_Dataset content:_

--------------------------------------------------

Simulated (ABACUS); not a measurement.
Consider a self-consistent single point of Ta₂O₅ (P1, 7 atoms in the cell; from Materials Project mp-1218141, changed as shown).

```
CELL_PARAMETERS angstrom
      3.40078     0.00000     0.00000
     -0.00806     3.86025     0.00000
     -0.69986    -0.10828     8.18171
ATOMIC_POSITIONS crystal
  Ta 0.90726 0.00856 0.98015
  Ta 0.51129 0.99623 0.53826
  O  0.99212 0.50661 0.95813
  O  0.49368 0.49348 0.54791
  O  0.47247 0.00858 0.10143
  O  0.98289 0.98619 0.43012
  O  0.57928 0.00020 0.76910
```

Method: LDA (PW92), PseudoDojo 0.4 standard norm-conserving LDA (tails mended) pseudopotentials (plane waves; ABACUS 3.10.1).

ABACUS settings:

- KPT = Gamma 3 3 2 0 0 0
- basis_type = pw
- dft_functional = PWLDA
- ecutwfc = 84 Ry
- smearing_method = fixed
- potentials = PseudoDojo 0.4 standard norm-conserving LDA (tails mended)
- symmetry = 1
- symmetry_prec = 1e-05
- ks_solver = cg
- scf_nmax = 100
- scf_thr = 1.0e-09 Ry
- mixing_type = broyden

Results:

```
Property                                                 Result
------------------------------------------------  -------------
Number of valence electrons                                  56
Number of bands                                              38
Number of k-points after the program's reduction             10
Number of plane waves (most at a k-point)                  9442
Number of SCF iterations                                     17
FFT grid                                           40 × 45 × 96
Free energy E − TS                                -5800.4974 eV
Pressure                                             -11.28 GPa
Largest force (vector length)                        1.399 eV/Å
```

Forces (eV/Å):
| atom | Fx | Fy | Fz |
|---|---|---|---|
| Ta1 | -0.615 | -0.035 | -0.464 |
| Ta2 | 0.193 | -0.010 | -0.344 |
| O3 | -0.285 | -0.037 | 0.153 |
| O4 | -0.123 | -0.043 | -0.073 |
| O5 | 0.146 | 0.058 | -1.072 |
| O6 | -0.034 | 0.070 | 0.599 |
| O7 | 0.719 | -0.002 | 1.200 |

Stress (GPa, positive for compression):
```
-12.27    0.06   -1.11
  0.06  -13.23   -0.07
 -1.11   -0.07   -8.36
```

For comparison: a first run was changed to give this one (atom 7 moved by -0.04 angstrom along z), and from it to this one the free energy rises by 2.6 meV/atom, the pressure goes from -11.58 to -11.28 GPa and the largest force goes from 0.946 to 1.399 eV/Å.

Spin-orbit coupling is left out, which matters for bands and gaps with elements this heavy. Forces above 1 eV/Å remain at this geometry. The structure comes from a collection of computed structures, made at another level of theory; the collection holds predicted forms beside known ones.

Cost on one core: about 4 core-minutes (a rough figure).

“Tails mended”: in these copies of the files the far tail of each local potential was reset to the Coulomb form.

--------------------------------------------------

_Task item:_ If a line comes after the one that contains "- scf_thr = 1.0e-09 Ry", leave it out; return every line of the entries up to that point exactly, starting with the first, with that line included.

_Your solution:_
Simulated (ABACUS); not a measurement.
Consider a self-consistent single point of Ta₂O₅ (P1, 7 atoms in the cell; from Materials Project mp-1218141, changed as shown).

```
CELL_PARAMETERS angstrom
      3.40078     0.00000     0.00000
     -0.00806     3.86025     0.00000
     -0.69986    -0.10828     8.18171
ATOMIC_POSITIONS crystal
  Ta 0.90726 0.00856 0.98015
  Ta 0.51129 0.99623 0.53826
  O  0.99212 0.50661 0.95813
  O  0.49368 0.49348 0.54791
  O  0.47247 0.00858 0.10143
  O  0.98289 0.98619 0.43012
  O  0.57928 0.00020 0.76910
```

Method: LDA (PW92), PseudoDojo 0.4 standard norm-conserving LDA (tails mended) pseudopotentials (plane waves; ABACUS 3.10.1).

ABACUS settings:

- KPT = Gamma 3 3 2 0 0 0
- basis_type = pw
- dft_functional = PWLDA
- ecutwfc = 84 Ry
- smearing_method = fixed
- potentials = PseudoDojo 0.4 standard norm-conserving LDA (tails mended)
- symmetry = 1
- symmetry_prec = 1e-05
- ks_solver = cg
- scf_nmax = 100
- scf_thr = 1.0e-09 Ry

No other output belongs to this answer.